Raw data.
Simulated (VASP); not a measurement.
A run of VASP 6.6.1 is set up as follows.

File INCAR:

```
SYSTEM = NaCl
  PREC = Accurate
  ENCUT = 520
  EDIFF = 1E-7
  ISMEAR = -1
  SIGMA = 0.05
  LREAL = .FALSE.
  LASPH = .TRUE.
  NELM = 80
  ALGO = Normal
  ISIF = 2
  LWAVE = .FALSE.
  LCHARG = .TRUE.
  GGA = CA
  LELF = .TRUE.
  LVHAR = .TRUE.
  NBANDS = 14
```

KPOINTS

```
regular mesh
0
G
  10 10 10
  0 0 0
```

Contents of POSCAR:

Activity.
Type the records again in full, matching them exactly.

Task solution.
Simulated (VASP); not a measurement.
A run of VASP 6.6.1 is set up as follows.

File INCAR:

```
SYSTEM = NaCl
  PREC = Accurate
  ENCUT = 520
  EDIFF = 1E-7
  ISMEAR = -1
  SIGMA = 0.05
  LREAL = .FALSE.
  LASPH = .TRUE.
  NELM = 80
  ALGO = Normal
  ISIF = 2
  LWAVE = .FALSE.
  LCHARG = .TRUE.
  GGA = CA
  LELF = .TRUE.
  LVHAR = .TRUE.
  NBANDS = 14
```

KPOINTS

```
regular mesh
0
G
  10 10 10
  0 0 0
```

Contents of POSCAR:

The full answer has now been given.